◆ **Requirement**:
Output the data in full and exactly as presented.

_ _ _ _ _

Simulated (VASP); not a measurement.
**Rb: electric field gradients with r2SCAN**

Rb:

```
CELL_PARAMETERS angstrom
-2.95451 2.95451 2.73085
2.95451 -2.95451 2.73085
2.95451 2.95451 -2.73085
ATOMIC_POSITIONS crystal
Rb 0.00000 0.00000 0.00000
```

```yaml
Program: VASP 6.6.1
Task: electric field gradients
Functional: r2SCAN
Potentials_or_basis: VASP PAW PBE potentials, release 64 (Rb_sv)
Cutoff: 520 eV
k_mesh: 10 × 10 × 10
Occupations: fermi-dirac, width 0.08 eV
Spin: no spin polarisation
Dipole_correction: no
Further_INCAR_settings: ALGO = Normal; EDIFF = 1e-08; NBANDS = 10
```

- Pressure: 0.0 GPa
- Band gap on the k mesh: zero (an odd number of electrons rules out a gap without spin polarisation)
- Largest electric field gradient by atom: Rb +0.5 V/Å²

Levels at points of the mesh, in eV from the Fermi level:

_ _ _ _ _

◆ **Written response**:
Simulated (VASP); not a measurement.
**Rb: electric field gradients with r2SCAN**

Rb:

```
CELL_PARAMETERS angstrom
-2.95451 2.95451 2.73085
2.95451 -2.95451 2.73085
2.95451 2.95451 -2.73085
ATOMIC_POSITIONS crystal
Rb 0.00000 0.00000 0.00000
```

```yaml
Program: VASP 6.6.1
Task: electric field gradients
Functional: r2SCAN
Potentials_or_basis: VASP PAW PBE potentials, release 64 (Rb_sv)
Cutoff: 520 eV
k_mesh: 10 × 10 × 10
Occupations: fermi-dirac, width 0.08 eV
Spin: no spin polarisation
Dipole_correction: no
Further_INCAR_settings: ALGO = Normal; EDIFF = 1e-08; NBANDS = 10
```

- Pressure: 0.0 GPa
- Band gap on the k mesh: zero (an odd number of electrons rules out a gap without spin polarisation)
- Largest electric field gradient by atom: Rb +0.5 V/Å²

Levels at points of the mesh, in eV from the Fermi level:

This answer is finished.